→ Assigned task: Give back, word for word, the lines in the listing below from the one holding "Re (Cmcm, No." down to the one holding "The columns repeat", both ends included.

Segment Start: Dataset entries
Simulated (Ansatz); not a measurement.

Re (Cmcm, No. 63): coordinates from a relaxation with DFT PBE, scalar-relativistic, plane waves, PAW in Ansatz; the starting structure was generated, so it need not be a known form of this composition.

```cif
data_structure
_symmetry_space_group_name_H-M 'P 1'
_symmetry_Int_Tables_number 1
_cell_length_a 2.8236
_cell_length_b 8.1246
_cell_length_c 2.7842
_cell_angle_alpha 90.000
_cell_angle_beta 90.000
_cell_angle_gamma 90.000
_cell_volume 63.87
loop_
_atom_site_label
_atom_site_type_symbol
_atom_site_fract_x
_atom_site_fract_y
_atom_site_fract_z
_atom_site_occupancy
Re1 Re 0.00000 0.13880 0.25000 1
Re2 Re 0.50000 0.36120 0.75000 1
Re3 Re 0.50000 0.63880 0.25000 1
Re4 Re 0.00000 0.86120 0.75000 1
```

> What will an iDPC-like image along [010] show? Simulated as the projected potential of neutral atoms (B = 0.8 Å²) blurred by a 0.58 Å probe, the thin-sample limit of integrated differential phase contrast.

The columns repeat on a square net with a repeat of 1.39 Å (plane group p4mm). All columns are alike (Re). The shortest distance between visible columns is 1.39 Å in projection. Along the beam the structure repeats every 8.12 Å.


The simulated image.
Segment End: Dataset entries

→ Written response:
Re (Cmcm, No. 63): coordinates from a relaxation with DFT PBE, scalar-relativistic, plane waves, PAW in Ansatz; the starting structure was generated, so it need not be a known form of this composition.

```cif
data_structure
_symmetry_space_group_name_H-M 'P 1'
_symmetry_Int_Tables_number 1
_cell_length_a 2.8236
_cell_length_b 8.1246
_cell_length_c 2.7842
_cell_angle_alpha 90.000
_cell_angle_beta 90.000
_cell_angle_gamma 90.000
_cell_volume 63.87
loop_
_atom_site_label
_atom_site_type_symbol
_atom_site_fract_x
_atom_site_fract_y
_atom_site_fract_z
_atom_site_occupancy
Re1 Re 0.00000 0.13880 0.25000 1
Re2 Re 0.50000 0.36120 0.75000 1
Re3 Re 0.50000 0.63880 0.25000 1
Re4 Re 0.00000 0.86120 0.75000 1
```

> What will an iDPC-like image along [010] show? Simulated as the projected potential of neutral atoms (B = 0.8 Å²) blurred by a 0.58 Å probe, the thin-sample limit of integrated differential phase contrast.

The columns repeat on a square net with a repeat of 1.39 Å (plane group p4mm). All columns are alike (Re). The shortest distance between visible columns is 1.39 Å in projection. Along the beam the structure repeats every 8.12 Å.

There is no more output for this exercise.